Extracted material:
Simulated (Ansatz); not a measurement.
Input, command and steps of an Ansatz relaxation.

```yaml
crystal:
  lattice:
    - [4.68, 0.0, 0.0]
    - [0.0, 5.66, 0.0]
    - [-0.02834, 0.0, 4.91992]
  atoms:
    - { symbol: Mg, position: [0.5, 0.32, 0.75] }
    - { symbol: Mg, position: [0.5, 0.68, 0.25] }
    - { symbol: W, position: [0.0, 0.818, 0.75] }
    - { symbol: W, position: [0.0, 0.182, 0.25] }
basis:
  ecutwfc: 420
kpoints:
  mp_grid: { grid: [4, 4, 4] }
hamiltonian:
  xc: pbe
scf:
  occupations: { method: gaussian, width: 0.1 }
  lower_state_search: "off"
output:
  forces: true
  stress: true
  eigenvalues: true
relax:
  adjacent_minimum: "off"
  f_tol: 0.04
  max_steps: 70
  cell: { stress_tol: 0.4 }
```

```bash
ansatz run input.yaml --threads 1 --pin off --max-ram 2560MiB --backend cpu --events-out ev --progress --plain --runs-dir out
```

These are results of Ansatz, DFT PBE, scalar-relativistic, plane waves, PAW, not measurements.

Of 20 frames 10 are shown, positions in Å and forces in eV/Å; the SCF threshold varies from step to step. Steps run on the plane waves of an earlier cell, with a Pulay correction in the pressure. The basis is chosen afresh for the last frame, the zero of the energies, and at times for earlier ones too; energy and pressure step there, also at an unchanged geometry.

Work order:
Your task is to quote, without any alteration, the lines running from the top of the records to the line that holds "These are results", both included.

Exercise output:
Simulated (Ansatz); not a measurement.
Input, command and steps of an Ansatz relaxation.

```yaml
crystal:
  lattice:
    - [4.68, 0.0, 0.0]
    - [0.0, 5.66, 0.0]
    - [-0.02834, 0.0, 4.91992]
  atoms:
    - { symbol: Mg, position: [0.5, 0.32, 0.75] }
    - { symbol: Mg, position: [0.5, 0.68, 0.25] }
    - { symbol: W, position: [0.0, 0.818, 0.75] }
    - { symbol: W, position: [0.0, 0.182, 0.25] }
basis:
  ecutwfc: 420
kpoints:
  mp_grid: { grid: [4, 4, 4] }
hamiltonian:
  xc: pbe
scf:
  occupations: { method: gaussian, width: 0.1 }
  lower_state_search: "off"
output:
  forces: true
  stress: true
  eigenvalues: true
relax:
  adjacent_minimum: "off"
  f_tol: 0.04
  max_steps: 70
  cell: { stress_tol: 0.4 }
```

```bash
ansatz run input.yaml --threads 1 --pin off --max-ram 2560MiB --backend cpu --events-out ev --progress --plain --runs-dir out
```

These are results of Ansatz, DFT PBE, scalar-relativistic, plane waves, PAW, not measurements.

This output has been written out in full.